**Task item**
Set down each line from the start of the material exactly, please, up to and including the one that contains "Ansatz 0.2.0 |".

**Information**
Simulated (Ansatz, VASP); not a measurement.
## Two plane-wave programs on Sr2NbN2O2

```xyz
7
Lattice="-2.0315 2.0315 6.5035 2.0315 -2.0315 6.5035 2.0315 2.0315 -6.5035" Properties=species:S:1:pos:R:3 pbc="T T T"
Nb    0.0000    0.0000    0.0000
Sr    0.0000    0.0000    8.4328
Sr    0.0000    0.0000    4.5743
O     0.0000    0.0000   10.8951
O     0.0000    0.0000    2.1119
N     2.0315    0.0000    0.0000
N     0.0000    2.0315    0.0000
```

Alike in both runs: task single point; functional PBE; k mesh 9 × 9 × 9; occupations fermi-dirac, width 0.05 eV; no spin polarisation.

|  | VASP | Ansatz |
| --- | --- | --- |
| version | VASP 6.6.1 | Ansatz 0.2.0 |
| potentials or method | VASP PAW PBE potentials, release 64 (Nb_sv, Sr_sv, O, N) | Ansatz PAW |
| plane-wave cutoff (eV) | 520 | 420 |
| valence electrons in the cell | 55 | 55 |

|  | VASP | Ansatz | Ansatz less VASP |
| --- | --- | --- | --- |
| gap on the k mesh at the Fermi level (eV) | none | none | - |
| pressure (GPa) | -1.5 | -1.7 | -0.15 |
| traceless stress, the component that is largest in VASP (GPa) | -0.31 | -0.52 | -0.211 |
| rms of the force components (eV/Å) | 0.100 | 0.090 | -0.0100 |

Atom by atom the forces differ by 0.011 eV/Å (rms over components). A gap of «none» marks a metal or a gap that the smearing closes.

**Your response**
Simulated (Ansatz, VASP); not a measurement.
## Two plane-wave programs on Sr2NbN2O2

```xyz
7
Lattice="-2.0315 2.0315 6.5035 2.0315 -2.0315 6.5035 2.0315 2.0315 -6.5035" Properties=species:S:1:pos:R:3 pbc="T T T"
Nb    0.0000    0.0000    0.0000
Sr    0.0000    0.0000    8.4328
Sr    0.0000    0.0000    4.5743
O     0.0000    0.0000   10.8951
O     0.0000    0.0000    2.1119
N     2.0315    0.0000    0.0000
N     0.0000    2.0315    0.0000
```

Alike in both runs: task single point; functional PBE; k mesh 9 × 9 × 9; occupations fermi-dirac, width 0.05 eV; no spin polarisation.

|  | VASP | Ansatz |
| --- | --- | --- |
| version | VASP 6.6.1 | Ansatz 0.2.0 |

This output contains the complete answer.